── Supplied material ──

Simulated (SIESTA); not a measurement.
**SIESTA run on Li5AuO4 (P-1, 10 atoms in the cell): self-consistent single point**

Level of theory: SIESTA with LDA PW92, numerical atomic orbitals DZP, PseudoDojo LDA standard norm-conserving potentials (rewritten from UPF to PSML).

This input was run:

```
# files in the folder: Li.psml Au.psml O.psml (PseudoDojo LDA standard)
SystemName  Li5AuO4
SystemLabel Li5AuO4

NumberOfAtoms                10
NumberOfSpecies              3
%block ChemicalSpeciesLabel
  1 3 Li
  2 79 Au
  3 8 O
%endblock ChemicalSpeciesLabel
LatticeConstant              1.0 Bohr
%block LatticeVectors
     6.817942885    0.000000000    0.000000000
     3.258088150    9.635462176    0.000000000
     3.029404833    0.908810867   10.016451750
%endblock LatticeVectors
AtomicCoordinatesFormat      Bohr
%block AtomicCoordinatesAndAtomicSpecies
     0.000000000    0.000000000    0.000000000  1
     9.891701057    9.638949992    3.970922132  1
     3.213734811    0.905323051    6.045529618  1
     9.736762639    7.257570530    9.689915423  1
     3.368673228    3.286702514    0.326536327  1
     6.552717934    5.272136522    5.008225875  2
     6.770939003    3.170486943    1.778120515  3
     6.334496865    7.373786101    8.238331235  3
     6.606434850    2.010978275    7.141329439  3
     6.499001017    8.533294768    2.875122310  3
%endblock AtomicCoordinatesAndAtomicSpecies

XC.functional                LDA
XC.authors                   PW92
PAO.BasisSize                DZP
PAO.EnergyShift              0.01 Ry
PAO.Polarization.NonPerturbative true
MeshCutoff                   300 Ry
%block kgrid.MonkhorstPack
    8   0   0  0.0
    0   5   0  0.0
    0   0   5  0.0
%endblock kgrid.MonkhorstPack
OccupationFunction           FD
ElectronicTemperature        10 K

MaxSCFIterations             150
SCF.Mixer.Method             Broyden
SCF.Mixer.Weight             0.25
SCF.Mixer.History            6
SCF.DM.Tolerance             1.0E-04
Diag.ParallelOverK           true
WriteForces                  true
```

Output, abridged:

───

#### Required action
Copy, please, exactly the lines that start at the first line of the data and end at the line containing "Level of theory: SIESTA", both kept and no others.

#### Problem solution
Simulated (SIESTA); not a measurement.
**SIESTA run on Li5AuO4 (P-1, 10 atoms in the cell): self-consistent single point**

Level of theory: SIESTA with LDA PW92, numerical atomic orbitals DZP, PseudoDojo LDA standard norm-conserving potentials (rewritten from UPF to PSML).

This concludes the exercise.